· · · · · · ·
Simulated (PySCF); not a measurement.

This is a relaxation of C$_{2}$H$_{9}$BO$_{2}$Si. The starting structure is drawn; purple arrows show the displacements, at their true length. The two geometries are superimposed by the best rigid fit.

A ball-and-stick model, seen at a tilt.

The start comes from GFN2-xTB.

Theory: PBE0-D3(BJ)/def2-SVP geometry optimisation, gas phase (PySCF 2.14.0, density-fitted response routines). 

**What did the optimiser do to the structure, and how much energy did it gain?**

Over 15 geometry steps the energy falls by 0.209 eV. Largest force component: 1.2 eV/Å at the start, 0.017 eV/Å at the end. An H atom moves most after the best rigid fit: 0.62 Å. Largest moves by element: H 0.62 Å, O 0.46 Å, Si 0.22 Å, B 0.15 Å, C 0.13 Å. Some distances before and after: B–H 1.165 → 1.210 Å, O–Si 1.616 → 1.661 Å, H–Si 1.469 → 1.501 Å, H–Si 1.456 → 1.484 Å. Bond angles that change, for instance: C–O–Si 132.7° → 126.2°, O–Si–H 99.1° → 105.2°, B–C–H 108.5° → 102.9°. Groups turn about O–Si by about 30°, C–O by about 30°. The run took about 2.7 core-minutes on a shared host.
· · · · · · ·

Begin at the first line of the material and transcribe each line exactly. End with the line containing "did it gain?**", and give nothing else.

Simulated (PySCF); not a measurement.

This is a relaxation of C$_{2}$H$_{9}$BO$_{2}$Si. The starting structure is drawn; purple arrows show the displacements, at their true length. The two geometries are superimposed by the best rigid fit.

A ball-and-stick model, seen at a tilt.

The start comes from GFN2-xTB.

Theory: PBE0-D3(BJ)/def2-SVP geometry optimisation, gas phase (PySCF 2.14.0, density-fitted response routines). 

**What did the optimiser do to the structure, and how much energy did it gain?**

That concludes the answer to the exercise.